★ ★ ★

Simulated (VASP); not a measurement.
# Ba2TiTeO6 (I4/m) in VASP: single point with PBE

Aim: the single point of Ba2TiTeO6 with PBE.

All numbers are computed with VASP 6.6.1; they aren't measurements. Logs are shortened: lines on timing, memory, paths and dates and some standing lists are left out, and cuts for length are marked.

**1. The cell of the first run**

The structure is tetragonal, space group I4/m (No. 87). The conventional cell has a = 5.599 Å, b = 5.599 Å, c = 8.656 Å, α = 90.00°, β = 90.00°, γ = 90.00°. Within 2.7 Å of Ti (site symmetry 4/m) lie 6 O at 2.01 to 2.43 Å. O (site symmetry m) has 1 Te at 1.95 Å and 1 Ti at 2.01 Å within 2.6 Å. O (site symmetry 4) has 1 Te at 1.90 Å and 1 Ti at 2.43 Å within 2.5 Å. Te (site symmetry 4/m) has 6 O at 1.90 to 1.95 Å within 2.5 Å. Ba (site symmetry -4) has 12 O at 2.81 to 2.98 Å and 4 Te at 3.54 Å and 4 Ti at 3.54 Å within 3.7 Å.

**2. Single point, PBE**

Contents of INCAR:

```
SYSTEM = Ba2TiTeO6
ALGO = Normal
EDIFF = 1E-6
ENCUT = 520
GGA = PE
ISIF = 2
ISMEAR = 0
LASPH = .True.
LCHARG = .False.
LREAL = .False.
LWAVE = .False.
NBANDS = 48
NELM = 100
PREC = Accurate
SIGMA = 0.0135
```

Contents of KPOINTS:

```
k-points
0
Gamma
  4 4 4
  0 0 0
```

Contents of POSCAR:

★ ★ ★

Begin at the top of the listing above and set down each line exactly. Stop after the line that contains "Aim: the single point of Ba2TiTeO6 with PBE.".

● Your solution
Simulated (VASP); not a measurement.
# Ba2TiTeO6 (I4/m) in VASP: single point with PBE

Aim: the single point of Ba2TiTeO6 with PBE.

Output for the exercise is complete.